Print the data that follows exactly as it stands, from its first line through the line containing "did it change?**", and stop there.

[Supplied entries — start]

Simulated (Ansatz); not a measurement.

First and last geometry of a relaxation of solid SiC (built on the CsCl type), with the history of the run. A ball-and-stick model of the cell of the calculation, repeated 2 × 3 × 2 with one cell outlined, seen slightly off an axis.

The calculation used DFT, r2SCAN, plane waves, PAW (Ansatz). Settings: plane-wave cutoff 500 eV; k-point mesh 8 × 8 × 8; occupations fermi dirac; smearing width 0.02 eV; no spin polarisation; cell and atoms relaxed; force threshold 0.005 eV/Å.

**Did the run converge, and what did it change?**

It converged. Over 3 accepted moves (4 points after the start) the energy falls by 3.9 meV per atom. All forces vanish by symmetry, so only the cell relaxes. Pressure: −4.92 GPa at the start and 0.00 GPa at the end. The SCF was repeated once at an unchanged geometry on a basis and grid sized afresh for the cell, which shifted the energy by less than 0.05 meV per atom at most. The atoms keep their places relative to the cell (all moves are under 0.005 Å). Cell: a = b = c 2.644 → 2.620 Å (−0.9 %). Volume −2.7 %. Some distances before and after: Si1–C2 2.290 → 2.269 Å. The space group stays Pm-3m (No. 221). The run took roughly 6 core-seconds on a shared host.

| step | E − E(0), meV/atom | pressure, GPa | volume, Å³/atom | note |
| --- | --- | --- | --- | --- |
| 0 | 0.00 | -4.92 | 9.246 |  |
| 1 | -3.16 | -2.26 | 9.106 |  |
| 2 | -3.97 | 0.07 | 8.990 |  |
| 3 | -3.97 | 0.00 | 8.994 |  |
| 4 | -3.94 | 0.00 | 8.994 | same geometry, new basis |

[Supplied entries — finish]

*Worked solution*:
Simulated (Ansatz); not a measurement.

First and last geometry of a relaxation of solid SiC (built on the CsCl type), with the history of the run. A ball-and-stick model of the cell of the calculation, repeated 2 × 3 × 2 with one cell outlined, seen slightly off an axis.

The calculation used DFT, r2SCAN, plane waves, PAW (Ansatz). Settings: plane-wave cutoff 500 eV; k-point mesh 8 × 8 × 8; occupations fermi dirac; smearing width 0.02 eV; no spin polarisation; cell and atoms relaxed; force threshold 0.005 eV/Å.

**Did the run converge, and what did it change?**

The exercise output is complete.